> [Activity]:
Without altering a single character, set down all of the data below.

> [Information]:
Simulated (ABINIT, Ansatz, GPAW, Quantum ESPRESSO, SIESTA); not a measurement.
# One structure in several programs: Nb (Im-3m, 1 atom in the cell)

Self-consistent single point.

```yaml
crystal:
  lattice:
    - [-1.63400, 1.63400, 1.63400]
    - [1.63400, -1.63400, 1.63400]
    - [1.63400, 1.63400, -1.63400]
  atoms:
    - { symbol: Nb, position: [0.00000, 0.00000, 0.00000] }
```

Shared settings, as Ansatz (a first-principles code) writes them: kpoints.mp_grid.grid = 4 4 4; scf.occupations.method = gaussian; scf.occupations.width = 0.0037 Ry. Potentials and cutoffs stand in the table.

> [Task solution]:
Simulated (ABINIT, Ansatz, GPAW, Quantum ESPRESSO, SIESTA); not a measurement.
# One structure in several programs: Nb (Im-3m, 1 atom in the cell)

Self-consistent single point.

```yaml
crystal:
  lattice:
    - [-1.63400, 1.63400, 1.63400]
    - [1.63400, -1.63400, 1.63400]
    - [1.63400, 1.63400, -1.63400]
  atoms:
    - { symbol: Nb, position: [0.00000, 0.00000, 0.00000] }
```

Shared settings, as Ansatz (a first-principles code) writes them: kpoints.mp_grid.grid = 4 4 4; scf.occupations.method = gaussian; scf.occupations.width = 0.0037 Ry. Potentials and cutoffs stand in the table.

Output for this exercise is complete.